WORK REQUEST: Every line of the data is to be transcribed without error.

++++ SUPPLIED DATA
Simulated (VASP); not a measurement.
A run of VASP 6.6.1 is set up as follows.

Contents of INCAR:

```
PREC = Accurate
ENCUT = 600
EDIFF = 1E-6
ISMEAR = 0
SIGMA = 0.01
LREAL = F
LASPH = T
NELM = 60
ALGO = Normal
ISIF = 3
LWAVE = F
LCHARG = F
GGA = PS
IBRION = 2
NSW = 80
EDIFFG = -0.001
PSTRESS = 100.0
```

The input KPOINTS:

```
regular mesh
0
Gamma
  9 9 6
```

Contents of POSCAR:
++++++++

TASK ANSWER:
Simulated (VASP); not a measurement.
A run of VASP 6.6.1 is set up as follows.

Contents of INCAR:

```
PREC = Accurate
ENCUT = 600
EDIFF = 1E-6
ISMEAR = 0
SIGMA = 0.01
LREAL = F
LASPH = T
NELM = 60
ALGO = Normal
ISIF = 3
LWAVE = F
LCHARG = F
GGA = PS
IBRION = 2
NSW = 80
EDIFFG = -0.001
PSTRESS = 100.0
```

The input KPOINTS:

```
regular mesh
0
Gamma
  9 9 6
```

Contents of POSCAR:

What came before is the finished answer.